● **Data to examine**:
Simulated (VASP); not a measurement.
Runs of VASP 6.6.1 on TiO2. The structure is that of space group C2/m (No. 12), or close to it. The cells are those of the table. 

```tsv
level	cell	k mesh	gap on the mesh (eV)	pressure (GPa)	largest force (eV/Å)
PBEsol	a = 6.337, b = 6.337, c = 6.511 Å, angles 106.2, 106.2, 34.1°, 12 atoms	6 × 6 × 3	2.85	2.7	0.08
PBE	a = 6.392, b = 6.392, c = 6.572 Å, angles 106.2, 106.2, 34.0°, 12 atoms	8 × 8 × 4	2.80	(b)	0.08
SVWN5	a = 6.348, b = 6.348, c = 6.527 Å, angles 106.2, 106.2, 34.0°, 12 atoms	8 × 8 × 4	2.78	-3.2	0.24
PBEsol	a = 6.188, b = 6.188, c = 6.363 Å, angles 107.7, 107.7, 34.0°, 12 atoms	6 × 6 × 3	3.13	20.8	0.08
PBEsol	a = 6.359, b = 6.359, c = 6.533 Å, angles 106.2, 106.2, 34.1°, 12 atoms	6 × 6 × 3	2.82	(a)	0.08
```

● **Work task**: Exactly as they are written, print the entries again.

● **Response**:
Simulated (VASP); not a measurement.
Runs of VASP 6.6.1 on TiO2. The structure is that of space group C2/m (No. 12), or close to it. The cells are those of the table. 

```tsv
level	cell	k mesh	gap on the mesh (eV)	pressure (GPa)	largest force (eV/Å)
PBEsol	a = 6.337, b = 6.337, c = 6.511 Å, angles 106.2, 106.2, 34.1°, 12 atoms	6 × 6 × 3	2.85	2.7	0.08
PBE	a = 6.392, b = 6.392, c = 6.572 Å, angles 106.2, 106.2, 34.0°, 12 atoms	8 × 8 × 4	2.80	(b)	0.08
SVWN5	a = 6.348, b = 6.348, c = 6.527 Å, angles 106.2, 106.2, 34.0°, 12 atoms	8 × 8 × 4	2.78	-3.2	0.24
PBEsol	a = 6.188, b = 6.188, c = 6.363 Å, angles 107.7, 107.7, 34.0°, 12 atoms	6 × 6 × 3	3.13	20.8	0.08
PBEsol	a = 6.359, b = 6.359, c = 6.533 Å, angles 106.2, 106.2, 34.1°, 12 atoms	6 × 6 × 3	2.82	(a)	0.08
```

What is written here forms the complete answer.